▸ **Exercise**: Set the whole listing down again without deviation.

▸ **Data supplied**:
== Segment start ==

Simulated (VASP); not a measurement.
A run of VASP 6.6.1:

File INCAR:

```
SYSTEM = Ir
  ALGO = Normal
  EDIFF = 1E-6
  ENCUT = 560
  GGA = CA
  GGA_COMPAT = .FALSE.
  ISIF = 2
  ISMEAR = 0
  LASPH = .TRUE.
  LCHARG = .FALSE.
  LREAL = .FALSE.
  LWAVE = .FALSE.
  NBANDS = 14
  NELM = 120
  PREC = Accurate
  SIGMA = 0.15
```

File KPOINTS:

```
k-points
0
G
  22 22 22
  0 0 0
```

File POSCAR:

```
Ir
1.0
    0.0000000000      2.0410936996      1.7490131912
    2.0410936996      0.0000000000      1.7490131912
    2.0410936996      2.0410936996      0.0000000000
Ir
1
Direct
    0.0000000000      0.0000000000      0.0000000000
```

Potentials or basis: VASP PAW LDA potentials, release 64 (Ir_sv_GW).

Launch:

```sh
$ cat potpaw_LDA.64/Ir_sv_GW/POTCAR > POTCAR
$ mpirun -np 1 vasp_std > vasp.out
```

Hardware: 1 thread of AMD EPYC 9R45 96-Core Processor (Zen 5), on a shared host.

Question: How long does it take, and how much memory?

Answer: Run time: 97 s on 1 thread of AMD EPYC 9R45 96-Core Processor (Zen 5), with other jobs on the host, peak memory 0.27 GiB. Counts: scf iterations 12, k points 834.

== Segment end ==

▸ **Your response**:
Simulated (VASP); not a measurement.
A run of VASP 6.6.1:

File INCAR:

```
SYSTEM = Ir
  ALGO = Normal
  EDIFF = 1E-6
  ENCUT = 560
  GGA = CA
  GGA_COMPAT = .FALSE.
  ISIF = 2
  ISMEAR = 0
  LASPH = .TRUE.
  LCHARG = .FALSE.
  LREAL = .FALSE.
  LWAVE = .FALSE.
  NBANDS = 14
  NELM = 120
  PREC = Accurate
  SIGMA = 0.15
```

File KPOINTS:

```
k-points
0
G
  22 22 22
  0 0 0
```

File POSCAR:

```
Ir
1.0
    0.0000000000      2.0410936996      1.7490131912
    2.0410936996      0.0000000000      1.7490131912
    2.0410936996      2.0410936996      0.0000000000
Ir
1
Direct
    0.0000000000      0.0000000000      0.0000000000
```

Potentials or basis: VASP PAW LDA potentials, release 64 (Ir_sv_GW).

Launch:

```sh
$ cat potpaw_LDA.64/Ir_sv_GW/POTCAR > POTCAR
$ mpirun -np 1 vasp_std > vasp.out
```

Hardware: 1 thread of AMD EPYC 9R45 96-Core Processor (Zen 5), on a shared host.

Question: How long does it take, and how much memory?

Answer: Run time: 97 s on 1 thread of AMD EPYC 9R45 96-Core Processor (Zen 5), with other jobs on the host, peak memory 0.27 GiB. Counts: scf iterations 12, k points 834.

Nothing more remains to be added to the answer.